Each line from the first down to the one containing "Charge +1, spin multiplicity 1." should be returned exactly as it appears below.

=====
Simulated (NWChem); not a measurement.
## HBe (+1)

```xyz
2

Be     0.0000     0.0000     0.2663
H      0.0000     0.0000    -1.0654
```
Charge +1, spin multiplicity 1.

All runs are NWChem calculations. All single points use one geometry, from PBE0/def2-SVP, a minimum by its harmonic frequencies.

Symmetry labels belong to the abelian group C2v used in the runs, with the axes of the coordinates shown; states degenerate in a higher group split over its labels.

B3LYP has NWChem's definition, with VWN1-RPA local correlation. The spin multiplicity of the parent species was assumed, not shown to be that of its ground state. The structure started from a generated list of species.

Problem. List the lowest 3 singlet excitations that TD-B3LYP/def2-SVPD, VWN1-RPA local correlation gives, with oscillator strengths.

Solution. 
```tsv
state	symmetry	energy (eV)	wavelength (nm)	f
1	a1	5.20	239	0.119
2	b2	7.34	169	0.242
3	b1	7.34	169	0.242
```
=====

== Response box ==
Simulated (NWChem); not a measurement.
## HBe (+1)

```xyz
2

Be     0.0000     0.0000     0.2663
H      0.0000     0.0000    -1.0654
```
Charge +1, spin multiplicity 1.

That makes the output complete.